## Required action
What the task requires is each entry, restated exactly.

## Dataset records
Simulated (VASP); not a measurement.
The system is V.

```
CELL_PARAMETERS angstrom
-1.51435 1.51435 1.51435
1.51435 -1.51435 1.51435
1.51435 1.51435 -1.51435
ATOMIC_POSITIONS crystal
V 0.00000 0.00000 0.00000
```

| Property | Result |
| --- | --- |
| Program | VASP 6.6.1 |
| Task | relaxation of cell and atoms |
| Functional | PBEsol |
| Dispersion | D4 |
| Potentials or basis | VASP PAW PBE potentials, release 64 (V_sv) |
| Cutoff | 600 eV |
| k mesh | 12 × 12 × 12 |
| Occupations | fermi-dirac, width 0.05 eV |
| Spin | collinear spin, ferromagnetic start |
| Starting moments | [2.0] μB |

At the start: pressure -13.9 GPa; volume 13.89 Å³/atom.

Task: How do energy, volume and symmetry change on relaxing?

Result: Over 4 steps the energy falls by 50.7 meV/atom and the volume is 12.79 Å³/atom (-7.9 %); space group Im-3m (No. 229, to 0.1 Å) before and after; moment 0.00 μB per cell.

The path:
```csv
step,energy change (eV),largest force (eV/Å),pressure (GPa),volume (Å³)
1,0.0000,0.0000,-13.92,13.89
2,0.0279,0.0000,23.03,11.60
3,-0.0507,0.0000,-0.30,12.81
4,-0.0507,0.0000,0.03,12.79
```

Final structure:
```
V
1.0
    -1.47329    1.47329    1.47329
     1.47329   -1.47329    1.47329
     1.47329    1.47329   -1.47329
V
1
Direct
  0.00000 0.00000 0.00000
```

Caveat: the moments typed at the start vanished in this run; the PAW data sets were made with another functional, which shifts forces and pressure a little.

## Written solution
Simulated (VASP); not a measurement.
The system is V.

```
CELL_PARAMETERS angstrom
-1.51435 1.51435 1.51435
1.51435 -1.51435 1.51435
1.51435 1.51435 -1.51435
ATOMIC_POSITIONS crystal
V 0.00000 0.00000 0.00000
```

| Property | Result |
| --- | --- |
| Program | VASP 6.6.1 |
| Task | relaxation of cell and atoms |
| Functional | PBEsol |
| Dispersion | D4 |
| Potentials or basis | VASP PAW PBE potentials, release 64 (V_sv) |
| Cutoff | 600 eV |
| k mesh | 12 × 12 × 12 |
| Occupations | fermi-dirac, width 0.05 eV |
| Spin | collinear spin, ferromagnetic start |
| Starting moments | [2.0] μB |

At the start: pressure -13.9 GPa; volume 13.89 Å³/atom.

Task: How do energy, volume and symmetry change on relaxing?

Result: Over 4 steps the energy falls by 50.7 meV/atom and the volume is 12.79 Å³/atom (-7.9 %); space group Im-3m (No. 229, to 0.1 Å) before and after; moment 0.00 μB per cell.

The path:
```csv
step,energy change (eV),largest force (eV/Å),pressure (GPa),volume (Å³)
1,0.0000,0.0000,-13.92,13.89
2,0.0279,0.0000,23.03,11.60
3,-0.0507,0.0000,-0.30,12.81
4,-0.0507,0.0000,0.03,12.79
```

Final structure:
```
V
1.0
    -1.47329    1.47329    1.47329
     1.47329   -1.47329    1.47329
     1.47329    1.47329   -1.47329
V
1
Direct
  0.00000 0.00000 0.00000
```

Caveat: the moments typed at the start vanished in this run; the PAW data sets were made with another functional, which shifts forces and pressure a little.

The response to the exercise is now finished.